__EXTRACTED DATA__
§

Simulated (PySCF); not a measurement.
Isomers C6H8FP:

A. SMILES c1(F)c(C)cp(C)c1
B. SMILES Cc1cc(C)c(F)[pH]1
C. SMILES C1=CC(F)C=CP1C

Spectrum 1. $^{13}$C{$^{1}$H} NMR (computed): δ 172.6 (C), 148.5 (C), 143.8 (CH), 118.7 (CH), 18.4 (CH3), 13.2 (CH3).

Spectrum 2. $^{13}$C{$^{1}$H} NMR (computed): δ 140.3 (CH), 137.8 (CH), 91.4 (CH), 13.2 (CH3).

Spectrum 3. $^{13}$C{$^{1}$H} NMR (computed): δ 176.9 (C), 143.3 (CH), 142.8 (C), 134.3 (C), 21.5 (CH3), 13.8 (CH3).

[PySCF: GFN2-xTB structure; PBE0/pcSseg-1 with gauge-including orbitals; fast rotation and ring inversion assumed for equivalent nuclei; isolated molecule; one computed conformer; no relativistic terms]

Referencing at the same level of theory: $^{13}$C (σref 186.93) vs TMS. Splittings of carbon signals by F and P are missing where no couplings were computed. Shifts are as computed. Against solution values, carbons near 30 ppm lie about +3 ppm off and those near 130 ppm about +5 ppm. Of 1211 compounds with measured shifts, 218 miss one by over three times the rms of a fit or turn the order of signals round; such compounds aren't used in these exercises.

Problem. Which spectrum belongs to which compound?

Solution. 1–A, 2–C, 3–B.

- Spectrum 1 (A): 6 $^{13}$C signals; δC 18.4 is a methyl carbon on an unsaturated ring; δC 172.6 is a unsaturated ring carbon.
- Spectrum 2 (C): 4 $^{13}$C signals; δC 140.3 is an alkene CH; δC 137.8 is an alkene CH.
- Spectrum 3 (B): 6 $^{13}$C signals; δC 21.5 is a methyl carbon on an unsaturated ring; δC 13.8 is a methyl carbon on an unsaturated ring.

§

__TASK ITEM__
Repeat the lines from the first one in the records through the line containing "(CH3), 13.2 (CH3).", exactly as written, and nothing else.

__EXERCISE ANSWER__
Simulated (PySCF); not a measurement.
Isomers C6H8FP:

A. SMILES c1(F)c(C)cp(C)c1
B. SMILES Cc1cc(C)c(F)[pH]1
C. SMILES C1=CC(F)C=CP1C

Spectrum 1. $^{13}$C{$^{1}$H} NMR (computed): δ 172.6 (C), 148.5 (C), 143.8 (CH), 118.7 (CH), 18.4 (CH3), 13.2 (CH3).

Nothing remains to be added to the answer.